ACTION ITEM: In the records below, find the line that contains "and atoms |" and the line that contains "At the start: pressure". Set down exactly those lines and every line between them, and nothing more.

INFORMATION SHOWN:
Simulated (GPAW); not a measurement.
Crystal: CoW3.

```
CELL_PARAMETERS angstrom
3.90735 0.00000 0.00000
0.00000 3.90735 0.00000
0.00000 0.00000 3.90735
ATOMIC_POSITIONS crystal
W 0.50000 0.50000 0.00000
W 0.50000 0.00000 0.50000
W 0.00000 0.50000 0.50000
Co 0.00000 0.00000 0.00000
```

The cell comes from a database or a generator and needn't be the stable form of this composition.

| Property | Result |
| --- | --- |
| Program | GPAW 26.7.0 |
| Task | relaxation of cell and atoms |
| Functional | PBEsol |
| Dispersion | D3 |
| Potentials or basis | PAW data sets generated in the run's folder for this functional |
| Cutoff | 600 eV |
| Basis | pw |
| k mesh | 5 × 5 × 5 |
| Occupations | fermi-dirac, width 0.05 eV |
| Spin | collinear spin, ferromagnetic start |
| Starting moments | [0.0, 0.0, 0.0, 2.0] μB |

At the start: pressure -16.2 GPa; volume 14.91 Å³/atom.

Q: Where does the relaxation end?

TASK RESPONSE:
| Task | relaxation of cell and atoms |
| Functional | PBEsol |
| Dispersion | D3 |
| Potentials or basis | PAW data sets generated in the run's folder for this functional |
| Cutoff | 600 eV |
| Basis | pw |
| k mesh | 5 × 5 × 5 |
| Occupations | fermi-dirac, width 0.05 eV |
| Spin | collinear spin, ferromagnetic start |
| Starting moments | [0.0, 0.0, 0.0, 2.0] μB |

At the start: pressure -16.2 GPa; volume 14.91 Å³/atom.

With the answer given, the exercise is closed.